### WORK INSTRUCTION
With no word left out, write out the entire listing.

### SOURCE INFORMATION
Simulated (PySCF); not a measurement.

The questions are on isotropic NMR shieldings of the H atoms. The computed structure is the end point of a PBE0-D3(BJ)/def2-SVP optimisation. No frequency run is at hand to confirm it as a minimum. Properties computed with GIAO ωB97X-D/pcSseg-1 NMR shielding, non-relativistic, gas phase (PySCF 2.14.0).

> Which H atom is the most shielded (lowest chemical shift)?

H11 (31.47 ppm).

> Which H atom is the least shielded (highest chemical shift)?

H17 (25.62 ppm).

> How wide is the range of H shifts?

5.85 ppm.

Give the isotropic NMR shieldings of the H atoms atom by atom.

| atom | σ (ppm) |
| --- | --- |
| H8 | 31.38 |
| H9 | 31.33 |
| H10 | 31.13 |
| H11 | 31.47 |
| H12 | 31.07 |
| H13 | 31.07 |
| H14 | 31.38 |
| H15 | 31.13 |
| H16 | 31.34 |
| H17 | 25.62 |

### ANSWER SECTION
Simulated (PySCF); not a measurement.

The questions are on isotropic NMR shieldings of the H atoms. The computed structure is the end point of a PBE0-D3(BJ)/def2-SVP optimisation. No frequency run is at hand to confirm it as a minimum. Properties computed with GIAO ωB97X-D/pcSseg-1 NMR shielding, non-relativistic, gas phase (PySCF 2.14.0).

> Which H atom is the most shielded (lowest chemical shift)?

H11 (31.47 ppm).

> Which H atom is the least shielded (highest chemical shift)?

H17 (25.62 ppm).

> How wide is the range of H shifts?

5.85 ppm.

Give the isotropic NMR shieldings of the H atoms atom by atom.

| atom | σ (ppm) |
| --- | --- |
| H8 | 31.38 |
| H9 | 31.33 |
| H10 | 31.13 |
| H11 | 31.47 |
| H12 | 31.07 |
| H13 | 31.07 |
| H14 | 31.38 |
| H15 | 31.13 |
| H16 | 31.34 |
| H17 | 25.62 |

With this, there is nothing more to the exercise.